| Data for review |
______

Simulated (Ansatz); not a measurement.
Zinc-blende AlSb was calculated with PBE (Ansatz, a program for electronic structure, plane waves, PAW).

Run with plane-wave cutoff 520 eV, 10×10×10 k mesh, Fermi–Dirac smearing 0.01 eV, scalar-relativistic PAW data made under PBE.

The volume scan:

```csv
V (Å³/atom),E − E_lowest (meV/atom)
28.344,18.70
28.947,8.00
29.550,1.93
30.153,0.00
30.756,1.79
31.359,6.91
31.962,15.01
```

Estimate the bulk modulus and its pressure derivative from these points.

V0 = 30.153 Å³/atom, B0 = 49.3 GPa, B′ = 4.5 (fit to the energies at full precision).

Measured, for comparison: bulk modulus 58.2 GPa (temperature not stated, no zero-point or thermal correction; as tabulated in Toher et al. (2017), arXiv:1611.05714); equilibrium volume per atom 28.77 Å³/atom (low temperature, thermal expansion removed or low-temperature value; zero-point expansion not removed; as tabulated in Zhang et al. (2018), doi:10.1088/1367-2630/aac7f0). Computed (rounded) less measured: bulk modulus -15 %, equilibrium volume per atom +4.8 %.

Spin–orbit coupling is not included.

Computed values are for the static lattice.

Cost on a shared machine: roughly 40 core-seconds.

______

| Required action |
Without omitting anything, reproduce the whole of the data.

| Worked solution |
Simulated (Ansatz); not a measurement.
Zinc-blende AlSb was calculated with PBE (Ansatz, a program for electronic structure, plane waves, PAW).

Run with plane-wave cutoff 520 eV, 10×10×10 k mesh, Fermi–Dirac smearing 0.01 eV, scalar-relativistic PAW data made under PBE.

The volume scan:

```csv
V (Å³/atom),E − E_lowest (meV/atom)
28.344,18.70
28.947,8.00
29.550,1.93
30.153,0.00
30.756,1.79
31.359,6.91
31.962,15.01
```

Estimate the bulk modulus and its pressure derivative from these points.

V0 = 30.153 Å³/atom, B0 = 49.3 GPa, B′ = 4.5 (fit to the energies at full precision).

Measured, for comparison: bulk modulus 58.2 GPa (temperature not stated, no zero-point or thermal correction; as tabulated in Toher et al. (2017), arXiv:1611.05714); equilibrium volume per atom 28.77 Å³/atom (low temperature, thermal expansion removed or low-temperature value; zero-point expansion not removed; as tabulated in Zhang et al. (2018), doi:10.1088/1367-2630/aac7f0). Computed (rounded) less measured: bulk modulus -15 %, equilibrium volume per atom +4.8 %.

Spin–orbit coupling is not included.

Computed values are for the static lattice.

Cost on a shared machine: roughly 40 core-seconds.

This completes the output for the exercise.